**Records shown**
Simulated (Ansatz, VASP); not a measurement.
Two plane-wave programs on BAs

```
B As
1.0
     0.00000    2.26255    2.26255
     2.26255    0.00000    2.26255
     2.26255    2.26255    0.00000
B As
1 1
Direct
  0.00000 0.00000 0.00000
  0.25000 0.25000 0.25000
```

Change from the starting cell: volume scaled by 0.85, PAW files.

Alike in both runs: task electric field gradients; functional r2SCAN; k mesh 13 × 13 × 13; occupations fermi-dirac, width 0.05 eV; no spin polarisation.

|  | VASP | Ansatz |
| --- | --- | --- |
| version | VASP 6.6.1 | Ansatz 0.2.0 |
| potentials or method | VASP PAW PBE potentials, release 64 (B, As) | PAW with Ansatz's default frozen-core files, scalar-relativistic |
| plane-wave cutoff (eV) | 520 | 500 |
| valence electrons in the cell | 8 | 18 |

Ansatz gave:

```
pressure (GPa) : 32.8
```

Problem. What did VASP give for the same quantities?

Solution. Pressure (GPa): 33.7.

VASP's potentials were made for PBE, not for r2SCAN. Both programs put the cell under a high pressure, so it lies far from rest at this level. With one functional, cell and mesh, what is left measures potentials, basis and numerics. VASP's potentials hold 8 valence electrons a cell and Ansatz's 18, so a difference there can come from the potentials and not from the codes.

**Brief**
Word for word, set down all of the material.

**Problem solution**
Simulated (Ansatz, VASP); not a measurement.
Two plane-wave programs on BAs

```
B As
1.0
     0.00000    2.26255    2.26255
     2.26255    0.00000    2.26255
     2.26255    2.26255    0.00000
B As
1 1
Direct
  0.00000 0.00000 0.00000
  0.25000 0.25000 0.25000
```

Change from the starting cell: volume scaled by 0.85, PAW files.

Alike in both runs: task electric field gradients; functional r2SCAN; k mesh 13 × 13 × 13; occupations fermi-dirac, width 0.05 eV; no spin polarisation.

|  | VASP | Ansatz |
| --- | --- | --- |
| version | VASP 6.6.1 | Ansatz 0.2.0 |
| potentials or method | VASP PAW PBE potentials, release 64 (B, As) | PAW with Ansatz's default frozen-core files, scalar-relativistic |
| plane-wave cutoff (eV) | 520 | 500 |
| valence electrons in the cell | 8 | 18 |

Ansatz gave:

```
pressure (GPa) : 32.8
```

Problem. What did VASP give for the same quantities?

Solution. Pressure (GPa): 33.7.

VASP's potentials were made for PBE, not for r2SCAN. Both programs put the cell under a high pressure, so it lies far from rest at this level. With one functional, cell and mesh, what is left measures potentials, basis and numerics. VASP's potentials hold 8 valence electrons a cell and Ansatz's 18, so a difference there can come from the potentials and not from the codes.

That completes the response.